Read the data below. Then repeat all of it exactly.

BEGIN EXCERPTED DATA

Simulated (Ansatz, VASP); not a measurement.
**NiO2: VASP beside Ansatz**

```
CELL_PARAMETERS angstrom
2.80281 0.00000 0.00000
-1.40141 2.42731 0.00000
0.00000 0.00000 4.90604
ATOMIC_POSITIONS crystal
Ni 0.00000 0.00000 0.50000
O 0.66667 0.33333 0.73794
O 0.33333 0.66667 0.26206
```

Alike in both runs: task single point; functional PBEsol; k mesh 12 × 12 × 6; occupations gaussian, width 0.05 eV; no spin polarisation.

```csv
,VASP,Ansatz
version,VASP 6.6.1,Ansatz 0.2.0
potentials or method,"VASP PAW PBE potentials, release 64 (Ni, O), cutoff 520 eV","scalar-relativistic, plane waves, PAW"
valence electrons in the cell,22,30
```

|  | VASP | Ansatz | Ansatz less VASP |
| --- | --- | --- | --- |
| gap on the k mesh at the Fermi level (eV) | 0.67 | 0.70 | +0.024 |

END EXCERPTED DATA

§ **REPLY**
Simulated (Ansatz, VASP); not a measurement.
**NiO2: VASP beside Ansatz**

```
CELL_PARAMETERS angstrom
2.80281 0.00000 0.00000
-1.40141 2.42731 0.00000
0.00000 0.00000 4.90604
ATOMIC_POSITIONS crystal
Ni 0.00000 0.00000 0.50000
O 0.66667 0.33333 0.73794
O 0.33333 0.66667 0.26206
```

Alike in both runs: task single point; functional PBEsol; k mesh 12 × 12 × 6; occupations gaussian, width 0.05 eV; no spin polarisation.

```csv
,VASP,Ansatz
version,VASP 6.6.1,Ansatz 0.2.0
potentials or method,"VASP PAW PBE potentials, release 64 (Ni, O), cutoff 520 eV","scalar-relativistic, plane waves, PAW"
valence electrons in the cell,22,30
```

|  | VASP | Ansatz | Ansatz less VASP |
| --- | --- | --- | --- |
| gap on the k mesh at the Fermi level (eV) | 0.67 | 0.70 | +0.024 |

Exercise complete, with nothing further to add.